Transcribe the following entries word for word. End with the line where "A. TiGaSe₃, a" appears.

######

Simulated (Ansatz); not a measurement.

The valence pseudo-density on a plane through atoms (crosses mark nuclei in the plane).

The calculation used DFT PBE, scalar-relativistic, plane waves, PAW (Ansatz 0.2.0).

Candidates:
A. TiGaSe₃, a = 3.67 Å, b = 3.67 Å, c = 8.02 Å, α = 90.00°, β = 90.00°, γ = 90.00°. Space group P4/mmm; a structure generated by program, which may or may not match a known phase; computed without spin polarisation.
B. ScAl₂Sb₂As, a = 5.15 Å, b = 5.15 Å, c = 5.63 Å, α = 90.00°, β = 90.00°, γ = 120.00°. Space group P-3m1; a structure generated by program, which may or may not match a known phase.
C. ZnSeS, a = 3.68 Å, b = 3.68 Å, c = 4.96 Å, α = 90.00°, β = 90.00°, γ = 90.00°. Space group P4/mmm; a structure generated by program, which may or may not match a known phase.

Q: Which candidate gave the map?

######

- Exercise response:
Simulated (Ansatz); not a measurement.

The valence pseudo-density on a plane through atoms (crosses mark nuclei in the plane).

The calculation used DFT PBE, scalar-relativistic, plane waves, PAW (Ansatz 0.2.0).

Candidates:
A. TiGaSe₃, a = 3.67 Å, b = 3.67 Å, c = 8.02 Å, α = 90.00°, β = 90.00°, γ = 90.00°. Space group P4/mmm; a structure generated by program, which may or may not match a known phase; computed without spin polarisation.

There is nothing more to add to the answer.